▶ [Task item]
Transcribe the material from its first line onward, ending with the line that contains "The indices refer" and adding nothing beyond it.

▶ [Dataset content]
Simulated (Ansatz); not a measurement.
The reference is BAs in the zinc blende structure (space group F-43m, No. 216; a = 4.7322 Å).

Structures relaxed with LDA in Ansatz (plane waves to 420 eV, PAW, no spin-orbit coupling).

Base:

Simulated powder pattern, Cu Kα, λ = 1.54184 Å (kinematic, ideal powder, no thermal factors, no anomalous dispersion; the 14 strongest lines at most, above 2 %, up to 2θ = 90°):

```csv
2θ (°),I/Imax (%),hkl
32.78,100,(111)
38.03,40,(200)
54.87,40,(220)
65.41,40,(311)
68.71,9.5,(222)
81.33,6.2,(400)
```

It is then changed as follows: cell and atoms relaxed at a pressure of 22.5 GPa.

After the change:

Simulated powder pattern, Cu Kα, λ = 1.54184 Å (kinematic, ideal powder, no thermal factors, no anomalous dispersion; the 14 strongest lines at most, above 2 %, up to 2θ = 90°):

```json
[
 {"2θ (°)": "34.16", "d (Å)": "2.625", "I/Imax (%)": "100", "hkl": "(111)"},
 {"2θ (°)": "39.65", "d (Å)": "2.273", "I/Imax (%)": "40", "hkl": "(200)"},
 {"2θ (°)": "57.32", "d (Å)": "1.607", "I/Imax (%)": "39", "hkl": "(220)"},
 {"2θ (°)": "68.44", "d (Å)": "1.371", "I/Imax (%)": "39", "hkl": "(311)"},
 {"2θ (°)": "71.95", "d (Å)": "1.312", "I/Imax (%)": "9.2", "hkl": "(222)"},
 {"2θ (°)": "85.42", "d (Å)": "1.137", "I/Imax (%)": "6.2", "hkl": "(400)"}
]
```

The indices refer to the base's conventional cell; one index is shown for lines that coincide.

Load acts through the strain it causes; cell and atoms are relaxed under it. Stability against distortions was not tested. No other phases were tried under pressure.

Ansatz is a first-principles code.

▶ [Task result]
Simulated (Ansatz); not a measurement.
The reference is BAs in the zinc blende structure (space group F-43m, No. 216; a = 4.7322 Å).

Structures relaxed with LDA in Ansatz (plane waves to 420 eV, PAW, no spin-orbit coupling).

Base:

Simulated powder pattern, Cu Kα, λ = 1.54184 Å (kinematic, ideal powder, no thermal factors, no anomalous dispersion; the 14 strongest lines at most, above 2 %, up to 2θ = 90°):

```csv
2θ (°),I/Imax (%),hkl
32.78,100,(111)
38.03,40,(200)
54.87,40,(220)
65.41,40,(311)
68.71,9.5,(222)
81.33,6.2,(400)
```

It is then changed as follows: cell and atoms relaxed at a pressure of 22.5 GPa.

After the change:

Simulated powder pattern, Cu Kα, λ = 1.54184 Å (kinematic, ideal powder, no thermal factors, no anomalous dispersion; the 14 strongest lines at most, above 2 %, up to 2θ = 90°):

```json
[
 {"2θ (°)": "34.16", "d (Å)": "2.625", "I/Imax (%)": "100", "hkl": "(111)"},
 {"2θ (°)": "39.65", "d (Å)": "2.273", "I/Imax (%)": "40", "hkl": "(200)"},
 {"2θ (°)": "57.32", "d (Å)": "1.607", "I/Imax (%)": "39", "hkl": "(220)"},
 {"2θ (°)": "68.44", "d (Å)": "1.371", "I/Imax (%)": "39", "hkl": "(311)"},
 {"2θ (°)": "71.95", "d (Å)": "1.312", "I/Imax (%)": "9.2", "hkl": "(222)"},
 {"2θ (°)": "85.42", "d (Å)": "1.137", "I/Imax (%)": "6.2", "hkl": "(400)"}
]
```

The indices refer to the base's conventional cell; one index is shown for lines that coincide.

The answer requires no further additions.